════════
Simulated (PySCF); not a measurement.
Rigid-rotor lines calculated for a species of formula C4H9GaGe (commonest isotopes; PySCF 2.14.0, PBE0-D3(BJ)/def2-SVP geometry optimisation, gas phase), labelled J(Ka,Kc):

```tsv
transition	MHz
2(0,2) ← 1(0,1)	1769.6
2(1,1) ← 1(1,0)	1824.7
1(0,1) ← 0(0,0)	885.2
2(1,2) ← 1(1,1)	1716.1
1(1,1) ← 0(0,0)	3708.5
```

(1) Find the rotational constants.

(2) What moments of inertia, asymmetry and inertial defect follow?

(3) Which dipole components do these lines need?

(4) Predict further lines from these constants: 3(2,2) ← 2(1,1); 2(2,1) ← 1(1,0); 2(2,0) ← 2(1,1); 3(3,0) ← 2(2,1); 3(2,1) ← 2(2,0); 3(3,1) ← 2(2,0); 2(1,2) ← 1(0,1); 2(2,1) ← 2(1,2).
════════

* [Work instruction]: Retype all of the records above without a single alteration.

* [Response box]:
Simulated (PySCF); not a measurement.
Rigid-rotor lines calculated for a species of formula C4H9GaGe (commonest isotopes; PySCF 2.14.0, PBE0-D3(BJ)/def2-SVP geometry optimisation, gas phase), labelled J(Ka,Kc):

```tsv
transition	MHz
2(0,2) ← 1(0,1)	1769.6
2(1,1) ← 1(1,0)	1824.7
1(0,1) ← 0(0,0)	885.2
2(1,2) ← 1(1,1)	1716.1
1(1,1) ← 0(0,0)	3708.5
```

(1) Find the rotational constants.

(2) What moments of inertia, asymmetry and inertial defect follow?

(3) Which dipole components do these lines need?

(4) Predict further lines from these constants: 3(2,2) ← 2(1,1); 2(2,1) ← 1(1,0); 2(2,0) ← 2(1,1); 3(3,0) ← 2(2,1); 3(2,1) ← 2(2,0); 3(3,1) ← 2(2,0); 2(1,2) ← 1(0,1); 2(2,1) ← 2(1,2).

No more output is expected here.